Could you retype every line of the data underneath without altering anything?

╔══

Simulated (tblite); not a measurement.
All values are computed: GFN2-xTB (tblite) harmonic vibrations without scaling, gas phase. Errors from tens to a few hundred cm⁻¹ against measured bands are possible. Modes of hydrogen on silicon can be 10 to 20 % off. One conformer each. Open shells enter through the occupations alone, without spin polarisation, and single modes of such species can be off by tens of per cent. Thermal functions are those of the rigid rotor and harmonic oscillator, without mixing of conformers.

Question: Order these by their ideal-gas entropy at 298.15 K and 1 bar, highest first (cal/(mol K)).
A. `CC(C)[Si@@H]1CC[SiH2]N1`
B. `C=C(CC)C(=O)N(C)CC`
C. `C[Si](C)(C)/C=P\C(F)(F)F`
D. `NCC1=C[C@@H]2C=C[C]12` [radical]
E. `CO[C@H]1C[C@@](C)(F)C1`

╚══

# Exercise answer
Simulated (tblite); not a measurement.
All values are computed: GFN2-xTB (tblite) harmonic vibrations without scaling, gas phase. Errors from tens to a few hundred cm⁻¹ against measured bands are possible. Modes of hydrogen on silicon can be 10 to 20 % off. One conformer each. Open shells enter through the occupations alone, without spin polarisation, and single modes of such species can be off by tens of per cent. Thermal functions are those of the rigid rotor and harmonic oscillator, without mixing of conformers.

Question: Order these by their ideal-gas entropy at 298.15 K and 1 bar, highest first (cal/(mol K)).
A. `CC(C)[Si@@H]1CC[SiH2]N1`
B. `C=C(CC)C(=O)N(C)CC`
C. `C[Si](C)(C)/C=P\C(F)(F)F`
D. `NCC1=C[C@@H]2C=C[C]12` [radical]
E. `CO[C@H]1C[C@@](C)(F)C1`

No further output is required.